Every record must appear in the response exactly as given.

Extracted records START

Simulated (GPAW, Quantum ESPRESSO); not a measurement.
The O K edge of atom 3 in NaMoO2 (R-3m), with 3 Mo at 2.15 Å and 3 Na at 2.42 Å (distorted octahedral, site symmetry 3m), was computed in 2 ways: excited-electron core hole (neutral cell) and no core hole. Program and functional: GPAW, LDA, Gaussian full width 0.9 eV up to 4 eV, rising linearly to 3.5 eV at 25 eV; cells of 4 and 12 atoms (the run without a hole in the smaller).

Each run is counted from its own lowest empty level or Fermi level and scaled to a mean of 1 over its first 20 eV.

Extracted records END

* _Worked solution_
Simulated (GPAW, Quantum ESPRESSO); not a measurement.
The O K edge of atom 3 in NaMoO2 (R-3m), with 3 Mo at 2.15 Å and 3 Na at 2.42 Å (distorted octahedral, site symmetry 3m), was computed in 2 ways: excited-electron core hole (neutral cell) and no core hole. Program and functional: GPAW, LDA, Gaussian full width 0.9 eV up to 4 eV, rising linearly to 3.5 eV at 25 eV; cells of 4 and 12 atoms (the run without a hole in the smaller).

Each run is counted from its own lowest empty level or Fermi level and scaled to a mean of 1 over its first 20 eV.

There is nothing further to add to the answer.